WORK TASK:
All lines up to and including the one that contains "All values: PBE0/pcSseg-1" are to be transcribed exactly, starting from the first line of the records.

╭──

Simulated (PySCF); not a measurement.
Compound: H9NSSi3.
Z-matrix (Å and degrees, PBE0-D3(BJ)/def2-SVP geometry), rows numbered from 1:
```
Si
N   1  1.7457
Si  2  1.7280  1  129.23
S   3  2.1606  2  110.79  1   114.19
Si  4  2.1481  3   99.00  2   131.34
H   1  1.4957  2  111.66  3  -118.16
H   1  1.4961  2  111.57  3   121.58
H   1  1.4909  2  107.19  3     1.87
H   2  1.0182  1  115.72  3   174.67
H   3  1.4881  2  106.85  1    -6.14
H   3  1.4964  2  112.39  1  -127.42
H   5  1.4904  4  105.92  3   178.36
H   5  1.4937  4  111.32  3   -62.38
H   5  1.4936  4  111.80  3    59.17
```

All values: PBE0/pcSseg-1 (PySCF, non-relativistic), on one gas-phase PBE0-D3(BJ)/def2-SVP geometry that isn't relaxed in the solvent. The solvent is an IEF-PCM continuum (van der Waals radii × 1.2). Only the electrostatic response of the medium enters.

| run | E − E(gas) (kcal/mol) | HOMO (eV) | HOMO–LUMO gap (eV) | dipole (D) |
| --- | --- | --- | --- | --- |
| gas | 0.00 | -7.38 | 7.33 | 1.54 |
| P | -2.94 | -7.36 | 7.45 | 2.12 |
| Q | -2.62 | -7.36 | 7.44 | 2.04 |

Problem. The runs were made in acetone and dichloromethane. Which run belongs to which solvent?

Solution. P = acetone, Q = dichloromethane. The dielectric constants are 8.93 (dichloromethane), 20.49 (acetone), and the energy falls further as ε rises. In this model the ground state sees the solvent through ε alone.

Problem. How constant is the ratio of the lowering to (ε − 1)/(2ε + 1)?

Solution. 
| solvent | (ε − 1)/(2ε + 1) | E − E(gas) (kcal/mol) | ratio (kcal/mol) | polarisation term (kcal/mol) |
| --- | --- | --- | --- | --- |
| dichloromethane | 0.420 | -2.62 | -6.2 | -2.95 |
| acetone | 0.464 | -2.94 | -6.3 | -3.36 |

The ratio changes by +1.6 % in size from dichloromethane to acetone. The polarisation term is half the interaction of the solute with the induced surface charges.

╰──

WRITTEN SOLUTION:
Simulated (PySCF); not a measurement.
Compound: H9NSSi3.
Z-matrix (Å and degrees, PBE0-D3(BJ)/def2-SVP geometry), rows numbered from 1:
```
Si
N   1  1.7457
Si  2  1.7280  1  129.23
S   3  2.1606  2  110.79  1   114.19
Si  4  2.1481  3   99.00  2   131.34
H   1  1.4957  2  111.66  3  -118.16
H   1  1.4961  2  111.57  3   121.58
H   1  1.4909  2  107.19  3     1.87
H   2  1.0182  1  115.72  3   174.67
H   3  1.4881  2  106.85  1    -6.14
H   3  1.4964  2  112.39  1  -127.42
H   5  1.4904  4  105.92  3   178.36
H   5  1.4937  4  111.32  3   -62.38
H   5  1.4936  4  111.80  3    59.17
```

All values: PBE0/pcSseg-1 (PySCF, non-relativistic), on one gas-phase PBE0-D3(BJ)/def2-SVP geometry that isn't relaxed in the solvent. The solvent is an IEF-PCM continuum (van der Waals radii × 1.2). Only the electrostatic response of the medium enters.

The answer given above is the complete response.